### Activity
Every record needs to be set down again without a single difference.

### Provided data

== Segment start ==

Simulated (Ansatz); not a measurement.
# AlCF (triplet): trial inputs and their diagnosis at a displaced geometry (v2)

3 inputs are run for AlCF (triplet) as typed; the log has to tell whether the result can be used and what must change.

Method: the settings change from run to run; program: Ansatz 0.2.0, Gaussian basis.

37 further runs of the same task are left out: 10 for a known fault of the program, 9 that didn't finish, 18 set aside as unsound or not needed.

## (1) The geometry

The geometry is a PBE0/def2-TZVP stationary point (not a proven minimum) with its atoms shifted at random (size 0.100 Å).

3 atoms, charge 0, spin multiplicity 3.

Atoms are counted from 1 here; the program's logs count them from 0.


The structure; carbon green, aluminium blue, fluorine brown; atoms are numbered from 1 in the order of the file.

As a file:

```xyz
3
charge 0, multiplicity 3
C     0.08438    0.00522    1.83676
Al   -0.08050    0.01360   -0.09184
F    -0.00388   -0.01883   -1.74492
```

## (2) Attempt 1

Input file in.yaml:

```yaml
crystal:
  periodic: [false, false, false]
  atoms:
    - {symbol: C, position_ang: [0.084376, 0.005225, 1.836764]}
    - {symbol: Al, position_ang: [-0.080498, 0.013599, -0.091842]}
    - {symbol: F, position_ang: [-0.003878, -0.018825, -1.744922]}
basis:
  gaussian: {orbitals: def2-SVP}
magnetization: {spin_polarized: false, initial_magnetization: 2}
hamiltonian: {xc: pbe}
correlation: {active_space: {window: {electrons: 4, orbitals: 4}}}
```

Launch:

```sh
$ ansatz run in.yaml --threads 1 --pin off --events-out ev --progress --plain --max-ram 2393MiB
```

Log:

== Segment end ==

### Worked solution
Simulated (Ansatz); not a measurement.
# AlCF (triplet): trial inputs and their diagnosis at a displaced geometry (v2)

3 inputs are run for AlCF (triplet) as typed; the log has to tell whether the result can be used and what must change.

Method: the settings change from run to run; program: Ansatz 0.2.0, Gaussian basis.

37 further runs of the same task are left out: 10 for a known fault of the program, 9 that didn't finish, 18 set aside as unsound or not needed.

## (1) The geometry

The geometry is a PBE0/def2-TZVP stationary point (not a proven minimum) with its atoms shifted at random (size 0.100 Å).

3 atoms, charge 0, spin multiplicity 3.

Atoms are counted from 1 here; the program's logs count them from 0.


The structure; carbon green, aluminium blue, fluorine brown; atoms are numbered from 1 in the order of the file.

As a file:

```xyz
3
charge 0, multiplicity 3
C     0.08438    0.00522    1.83676
Al   -0.08050    0.01360   -0.09184
F    -0.00388   -0.01883   -1.74492
```

## (2) Attempt 1

Input file in.yaml:

```yaml
crystal:
  periodic: [false, false, false]
  atoms:
    - {symbol: C, position_ang: [0.084376, 0.005225, 1.836764]}
    - {symbol: Al, position_ang: [-0.080498, 0.013599, -0.091842]}
    - {symbol: F, position_ang: [-0.003878, -0.018825, -1.744922]}
basis:
  gaussian: {orbitals: def2-SVP}
magnetization: {spin_polarized: false, initial_magnetization: 2}
hamiltonian: {xc: pbe}
correlation: {active_space: {window: {electrons: 4, orbitals: 4}}}
```

Launch:

```sh
$ ansatz run in.yaml --threads 1 --pin off --events-out ev --progress --plain --max-ram 2393MiB
```

Log:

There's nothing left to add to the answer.